*DATASET CONTENT*:
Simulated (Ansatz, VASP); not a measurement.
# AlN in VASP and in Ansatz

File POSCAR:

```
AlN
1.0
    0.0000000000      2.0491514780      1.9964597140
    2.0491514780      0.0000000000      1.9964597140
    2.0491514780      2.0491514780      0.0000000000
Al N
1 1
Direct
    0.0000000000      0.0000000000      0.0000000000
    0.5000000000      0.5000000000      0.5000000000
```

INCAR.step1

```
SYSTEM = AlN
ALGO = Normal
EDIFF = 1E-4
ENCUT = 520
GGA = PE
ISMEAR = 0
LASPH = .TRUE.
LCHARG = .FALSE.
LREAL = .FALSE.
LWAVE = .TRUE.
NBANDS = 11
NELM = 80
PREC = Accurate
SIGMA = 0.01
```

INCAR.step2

*ACTION ITEM*: Give again, exactly as written, every line from the first one above through the line that has "INCAR.step1" in it.

*ANSWER SPACE*:
Simulated (Ansatz, VASP); not a measurement.
# AlN in VASP and in Ansatz

File POSCAR:

```
AlN
1.0
    0.0000000000      2.0491514780      1.9964597140
    2.0491514780      0.0000000000      1.9964597140
    2.0491514780      2.0491514780      0.0000000000
Al N
1 1
Direct
    0.0000000000      0.0000000000      0.0000000000
    0.5000000000      0.5000000000      0.5000000000
```

INCAR.step1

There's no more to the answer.